- - - - -

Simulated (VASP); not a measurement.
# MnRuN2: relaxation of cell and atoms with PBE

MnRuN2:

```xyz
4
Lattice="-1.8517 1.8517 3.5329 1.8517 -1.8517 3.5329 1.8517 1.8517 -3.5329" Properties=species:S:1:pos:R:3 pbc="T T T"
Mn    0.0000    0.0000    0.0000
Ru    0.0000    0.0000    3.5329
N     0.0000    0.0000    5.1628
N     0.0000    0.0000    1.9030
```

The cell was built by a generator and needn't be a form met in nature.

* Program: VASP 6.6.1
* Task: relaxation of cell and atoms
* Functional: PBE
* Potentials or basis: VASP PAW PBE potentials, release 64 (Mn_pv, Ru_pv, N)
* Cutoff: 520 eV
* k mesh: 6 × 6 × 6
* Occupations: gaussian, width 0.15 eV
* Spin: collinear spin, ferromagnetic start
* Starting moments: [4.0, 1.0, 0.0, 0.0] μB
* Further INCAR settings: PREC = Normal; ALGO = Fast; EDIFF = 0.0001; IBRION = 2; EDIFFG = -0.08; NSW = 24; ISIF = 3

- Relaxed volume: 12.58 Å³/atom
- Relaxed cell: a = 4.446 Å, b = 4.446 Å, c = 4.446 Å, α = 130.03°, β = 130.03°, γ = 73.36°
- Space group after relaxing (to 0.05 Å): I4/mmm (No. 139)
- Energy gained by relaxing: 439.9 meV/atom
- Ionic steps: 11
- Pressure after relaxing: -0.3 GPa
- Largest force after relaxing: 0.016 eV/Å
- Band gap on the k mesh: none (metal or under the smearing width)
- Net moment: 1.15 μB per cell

- - - - -

# WORK ORDER
Only an exact copy of the lines from the beginning of the listing through the line with "- Band gap on", both included, belongs in the answer.

# ANSWER AREA
Simulated (VASP); not a measurement.
# MnRuN2: relaxation of cell and atoms with PBE

MnRuN2:

```xyz
4
Lattice="-1.8517 1.8517 3.5329 1.8517 -1.8517 3.5329 1.8517 1.8517 -3.5329" Properties=species:S:1:pos:R:3 pbc="T T T"
Mn    0.0000    0.0000    0.0000
Ru    0.0000    0.0000    3.5329
N     0.0000    0.0000    5.1628
N     0.0000    0.0000    1.9030
```

The cell was built by a generator and needn't be a form met in nature.

* Program: VASP 6.6.1
* Task: relaxation of cell and atoms
* Functional: PBE
* Potentials or basis: VASP PAW PBE potentials, release 64 (Mn_pv, Ru_pv, N)
* Cutoff: 520 eV
* k mesh: 6 × 6 × 6
* Occupations: gaussian, width 0.15 eV
* Spin: collinear spin, ferromagnetic start
* Starting moments: [4.0, 1.0, 0.0, 0.0] μB
* Further INCAR settings: PREC = Normal; ALGO = Fast; EDIFF = 0.0001; IBRION = 2; EDIFFG = -0.08; NSW = 24; ISIF = 3

- Relaxed volume: 12.58 Å³/atom
- Relaxed cell: a = 4.446 Å, b = 4.446 Å, c = 4.446 Å, α = 130.03°, β = 130.03°, γ = 73.36°
- Space group after relaxing (to 0.05 Å): I4/mmm (No. 139)
- Energy gained by relaxing: 439.9 meV/atom
- Ionic steps: 11
- Pressure after relaxing: -0.3 GPa
- Largest force after relaxing: 0.016 eV/Å
- Band gap on the k mesh: none (metal or under the smearing width)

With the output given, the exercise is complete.